========

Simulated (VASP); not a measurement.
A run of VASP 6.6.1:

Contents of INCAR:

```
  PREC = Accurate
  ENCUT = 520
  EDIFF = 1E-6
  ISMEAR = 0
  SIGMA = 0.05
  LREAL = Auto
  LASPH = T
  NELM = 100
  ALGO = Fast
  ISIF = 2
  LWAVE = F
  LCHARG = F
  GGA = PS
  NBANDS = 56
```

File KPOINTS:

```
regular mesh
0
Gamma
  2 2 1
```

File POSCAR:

========

= ACTION ITEM =
What the exercise needs is every record again, word for word.

= EXERCISE SOLUTION =
Simulated (VASP); not a measurement.
A run of VASP 6.6.1:

Contents of INCAR:

```
  PREC = Accurate
  ENCUT = 520
  EDIFF = 1E-6
  ISMEAR = 0
  SIGMA = 0.05
  LREAL = Auto
  LASPH = T
  NELM = 100
  ALGO = Fast
  ISIF = 2
  LWAVE = F
  LCHARG = F
  GGA = PS
  NBANDS = 56
```

File KPOINTS:

```
regular mesh
0
Gamma
  2 2 1
```

File POSCAR:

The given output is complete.